> WORK ORDER
Reproduce the lines of the listing exactly, beginning at the top, until the line with "Ru (hcp, P6_3/mmc, 13.768" has been reproduced too.

> EXTRACTED RECORDS
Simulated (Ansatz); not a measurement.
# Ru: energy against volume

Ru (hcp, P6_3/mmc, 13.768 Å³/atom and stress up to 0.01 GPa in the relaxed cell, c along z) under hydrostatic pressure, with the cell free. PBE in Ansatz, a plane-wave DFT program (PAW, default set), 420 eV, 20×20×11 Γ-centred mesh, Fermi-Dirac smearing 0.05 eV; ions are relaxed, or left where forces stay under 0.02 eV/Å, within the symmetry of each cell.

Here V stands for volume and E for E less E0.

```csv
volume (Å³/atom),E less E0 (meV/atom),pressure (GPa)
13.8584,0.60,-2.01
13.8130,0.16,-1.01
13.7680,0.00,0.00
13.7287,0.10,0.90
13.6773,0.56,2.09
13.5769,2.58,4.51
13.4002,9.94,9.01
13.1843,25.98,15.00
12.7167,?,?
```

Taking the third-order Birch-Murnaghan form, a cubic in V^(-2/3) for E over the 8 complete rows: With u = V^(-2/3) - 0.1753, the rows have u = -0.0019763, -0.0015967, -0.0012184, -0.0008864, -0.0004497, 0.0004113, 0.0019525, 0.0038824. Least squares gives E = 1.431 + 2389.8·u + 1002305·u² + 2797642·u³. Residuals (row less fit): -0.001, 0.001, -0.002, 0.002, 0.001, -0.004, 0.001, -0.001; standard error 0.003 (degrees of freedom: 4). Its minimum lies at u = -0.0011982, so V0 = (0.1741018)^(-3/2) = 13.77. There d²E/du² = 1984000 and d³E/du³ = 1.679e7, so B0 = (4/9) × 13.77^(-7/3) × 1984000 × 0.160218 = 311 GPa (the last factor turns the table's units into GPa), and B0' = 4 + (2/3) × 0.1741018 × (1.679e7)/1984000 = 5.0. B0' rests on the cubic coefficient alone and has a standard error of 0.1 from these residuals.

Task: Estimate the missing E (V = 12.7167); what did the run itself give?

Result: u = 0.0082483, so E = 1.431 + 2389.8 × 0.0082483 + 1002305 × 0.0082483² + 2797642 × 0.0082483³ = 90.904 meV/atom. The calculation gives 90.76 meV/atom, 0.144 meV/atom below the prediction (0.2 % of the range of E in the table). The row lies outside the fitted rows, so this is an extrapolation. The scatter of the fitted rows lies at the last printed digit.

> PROBLEM SOLUTION
Simulated (Ansatz); not a measurement.
# Ru: energy against volume

Ru (hcp, P6_3/mmc, 13.768 Å³/atom and stress up to 0.01 GPa in the relaxed cell, c along z) under hydrostatic pressure, with the cell free. PBE in Ansatz, a plane-wave DFT program (PAW, default set), 420 eV, 20×20×11 Γ-centred mesh, Fermi-Dirac smearing 0.05 eV; ions are relaxed, or left where forces stay under 0.02 eV/Å, within the symmetry of each cell.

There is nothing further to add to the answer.